Recorded information.
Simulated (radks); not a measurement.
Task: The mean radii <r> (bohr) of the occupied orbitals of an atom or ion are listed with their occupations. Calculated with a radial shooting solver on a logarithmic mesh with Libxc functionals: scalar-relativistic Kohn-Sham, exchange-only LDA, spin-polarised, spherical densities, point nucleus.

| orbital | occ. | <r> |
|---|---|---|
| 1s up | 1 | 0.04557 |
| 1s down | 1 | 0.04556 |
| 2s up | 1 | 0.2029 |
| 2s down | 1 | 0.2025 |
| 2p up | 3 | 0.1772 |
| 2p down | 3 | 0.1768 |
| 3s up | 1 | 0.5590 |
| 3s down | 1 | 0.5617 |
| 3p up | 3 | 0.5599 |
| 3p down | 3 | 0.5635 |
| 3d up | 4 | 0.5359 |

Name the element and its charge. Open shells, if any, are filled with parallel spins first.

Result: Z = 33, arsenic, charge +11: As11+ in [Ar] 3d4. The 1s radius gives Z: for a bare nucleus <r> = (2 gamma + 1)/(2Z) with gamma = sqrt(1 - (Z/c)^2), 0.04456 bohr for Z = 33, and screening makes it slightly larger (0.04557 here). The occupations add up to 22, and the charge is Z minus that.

Work item. From top to bottom, reproduce the material exactly.

Answer section.
Simulated (radks); not a measurement.
Task: The mean radii <r> (bohr) of the occupied orbitals of an atom or ion are listed with their occupations. Calculated with a radial shooting solver on a logarithmic mesh with Libxc functionals: scalar-relativistic Kohn-Sham, exchange-only LDA, spin-polarised, spherical densities, point nucleus.

| orbital | occ. | <r> |
|---|---|---|
| 1s up | 1 | 0.04557 |
| 1s down | 1 | 0.04556 |
| 2s up | 1 | 0.2029 |
| 2s down | 1 | 0.2025 |
| 2p up | 3 | 0.1772 |
| 2p down | 3 | 0.1768 |
| 3s up | 1 | 0.5590 |
| 3s down | 1 | 0.5617 |
| 3p up | 3 | 0.5599 |
| 3p down | 3 | 0.5635 |
| 3d up | 4 | 0.5359 |

Name the element and its charge. Open shells, if any, are filled with parallel spins first.

Result: Z = 33, arsenic, charge +11: As11+ in [Ar] 3d4. The 1s radius gives Z: for a bare nucleus <r> = (2 gamma + 1)/(2Z) with gamma = sqrt(1 - (Z/c)^2), 0.04456 bohr for Z = 33, and screening makes it slightly larger (0.04557 here). The occupations add up to 22, and the charge is Z minus that.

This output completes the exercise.